WORK ITEM ->
Look through the data below for the line with "One calculation is", and transcribe it exactly together with each line after it up to and including the line with "So far: Starting". Give nothing else.

[[ DATASET EXTRACT, beginning ]]

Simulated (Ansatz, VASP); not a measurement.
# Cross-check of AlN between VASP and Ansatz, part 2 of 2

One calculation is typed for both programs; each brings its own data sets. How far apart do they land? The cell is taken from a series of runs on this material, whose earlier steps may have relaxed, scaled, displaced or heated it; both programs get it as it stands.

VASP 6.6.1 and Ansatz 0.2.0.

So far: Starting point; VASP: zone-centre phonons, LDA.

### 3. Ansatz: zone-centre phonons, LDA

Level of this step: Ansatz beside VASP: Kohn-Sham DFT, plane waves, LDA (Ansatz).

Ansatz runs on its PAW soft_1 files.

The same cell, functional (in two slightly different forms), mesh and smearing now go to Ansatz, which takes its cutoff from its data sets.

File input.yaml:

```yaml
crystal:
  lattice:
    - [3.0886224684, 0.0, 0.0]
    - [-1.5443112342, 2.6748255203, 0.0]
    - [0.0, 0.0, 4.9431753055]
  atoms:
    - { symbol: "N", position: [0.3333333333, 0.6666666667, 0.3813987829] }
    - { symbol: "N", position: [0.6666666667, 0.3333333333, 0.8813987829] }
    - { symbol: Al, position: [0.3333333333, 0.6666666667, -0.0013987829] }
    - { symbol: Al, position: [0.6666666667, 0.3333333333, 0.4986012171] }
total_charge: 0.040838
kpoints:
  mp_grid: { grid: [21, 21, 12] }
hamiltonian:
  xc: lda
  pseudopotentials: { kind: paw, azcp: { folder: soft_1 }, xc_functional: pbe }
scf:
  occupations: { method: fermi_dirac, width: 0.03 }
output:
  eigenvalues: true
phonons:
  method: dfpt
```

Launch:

[[ DATASET EXTRACT, end ]]

TASK RESPONSE ->
One calculation is typed for both programs; each brings its own data sets. How far apart do they land? The cell is taken from a series of runs on this material, whose earlier steps may have relaxed, scaled, displaced or heated it; both programs get it as it stands.

VASP 6.6.1 and Ansatz 0.2.0.

So far: Starting point; VASP: zone-centre phonons, LDA.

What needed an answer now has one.